### Exercise
Only the lines below starting at the one containing "- 113.25 °C and 15.1" and ending at the one containing "- 113.25 °C and 18.1" belong in the answer, each copied exactly.

### Information
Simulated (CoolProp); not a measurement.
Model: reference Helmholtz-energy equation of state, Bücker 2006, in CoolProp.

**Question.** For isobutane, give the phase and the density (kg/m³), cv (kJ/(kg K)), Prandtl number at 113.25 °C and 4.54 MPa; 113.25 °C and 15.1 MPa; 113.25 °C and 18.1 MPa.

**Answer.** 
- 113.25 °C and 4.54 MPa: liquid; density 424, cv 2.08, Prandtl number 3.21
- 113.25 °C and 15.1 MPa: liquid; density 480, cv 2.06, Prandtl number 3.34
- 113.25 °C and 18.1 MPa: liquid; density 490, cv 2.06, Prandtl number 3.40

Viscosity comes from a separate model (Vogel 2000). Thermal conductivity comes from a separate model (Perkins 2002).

### Task result
- 113.25 °C and 15.1 MPa: liquid; density 480, cv 2.06, Prandtl number 3.34
- 113.25 °C and 18.1 MPa: liquid; density 490, cv 2.06, Prandtl number 3.40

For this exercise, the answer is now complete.